> _Information provided_
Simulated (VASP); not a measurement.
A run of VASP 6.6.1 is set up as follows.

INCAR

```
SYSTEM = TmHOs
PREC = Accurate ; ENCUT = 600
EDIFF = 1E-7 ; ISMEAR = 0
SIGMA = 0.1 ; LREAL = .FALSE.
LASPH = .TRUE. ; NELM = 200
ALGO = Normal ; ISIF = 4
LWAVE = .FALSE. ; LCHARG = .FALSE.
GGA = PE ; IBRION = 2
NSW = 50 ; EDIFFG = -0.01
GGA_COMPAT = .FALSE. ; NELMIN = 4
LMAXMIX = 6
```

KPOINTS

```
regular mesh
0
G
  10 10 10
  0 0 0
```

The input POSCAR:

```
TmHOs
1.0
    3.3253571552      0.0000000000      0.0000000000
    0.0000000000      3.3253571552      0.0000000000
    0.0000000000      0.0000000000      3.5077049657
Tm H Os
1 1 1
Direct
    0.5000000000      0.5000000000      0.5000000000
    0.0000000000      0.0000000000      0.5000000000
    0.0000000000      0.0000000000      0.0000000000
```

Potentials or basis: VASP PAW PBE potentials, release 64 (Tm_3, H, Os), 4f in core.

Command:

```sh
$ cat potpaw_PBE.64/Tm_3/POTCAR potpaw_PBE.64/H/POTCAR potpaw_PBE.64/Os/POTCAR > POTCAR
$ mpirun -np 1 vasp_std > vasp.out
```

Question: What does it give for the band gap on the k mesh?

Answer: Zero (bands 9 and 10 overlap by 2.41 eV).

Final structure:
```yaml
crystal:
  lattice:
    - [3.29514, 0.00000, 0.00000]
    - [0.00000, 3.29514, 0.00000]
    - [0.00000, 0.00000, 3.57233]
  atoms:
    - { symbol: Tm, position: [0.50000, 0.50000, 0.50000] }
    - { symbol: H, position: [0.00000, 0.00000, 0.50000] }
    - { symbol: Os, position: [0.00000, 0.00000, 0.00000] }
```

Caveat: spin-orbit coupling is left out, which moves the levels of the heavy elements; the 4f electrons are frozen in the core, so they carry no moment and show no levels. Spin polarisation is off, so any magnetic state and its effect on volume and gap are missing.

> _Action item_
An exact repetition of the material above is required, from its first line through the line holding "Answer: Zero (bands", with nothing added.

> _Exercise output_
Simulated (VASP); not a measurement.
A run of VASP 6.6.1 is set up as follows.

INCAR

```
SYSTEM = TmHOs
PREC = Accurate ; ENCUT = 600
EDIFF = 1E-7 ; ISMEAR = 0
SIGMA = 0.1 ; LREAL = .FALSE.
LASPH = .TRUE. ; NELM = 200
ALGO = Normal ; ISIF = 4
LWAVE = .FALSE. ; LCHARG = .FALSE.
GGA = PE ; IBRION = 2
NSW = 50 ; EDIFFG = -0.01
GGA_COMPAT = .FALSE. ; NELMIN = 4
LMAXMIX = 6
```

KPOINTS

```
regular mesh
0
G
  10 10 10
  0 0 0
```

The input POSCAR:

```
TmHOs
1.0
    3.3253571552      0.0000000000      0.0000000000
    0.0000000000      3.3253571552      0.0000000000
    0.0000000000      0.0000000000      3.5077049657
Tm H Os
1 1 1
Direct
    0.5000000000      0.5000000000      0.5000000000
    0.0000000000      0.0000000000      0.5000000000
    0.0000000000      0.0000000000      0.0000000000
```

Potentials or basis: VASP PAW PBE potentials, release 64 (Tm_3, H, Os), 4f in core.

Command:

```sh
$ cat potpaw_PBE.64/Tm_3/POTCAR potpaw_PBE.64/H/POTCAR potpaw_PBE.64/Os/POTCAR > POTCAR
$ mpirun -np 1 vasp_std > vasp.out
```

Question: What does it give for the band gap on the k mesh?

Answer: Zero (bands 9 and 10 overlap by 2.41 eV).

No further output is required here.